====== Records shown ======
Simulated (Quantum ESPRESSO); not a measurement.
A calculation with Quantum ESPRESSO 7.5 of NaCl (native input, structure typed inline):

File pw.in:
======

**Required action**
Repeat the listing above exactly, every line of it.

**Exercise solution**
Simulated (Quantum ESPRESSO); not a measurement.
A calculation with Quantum ESPRESSO 7.5 of NaCl (native input, structure typed inline):

File pw.in:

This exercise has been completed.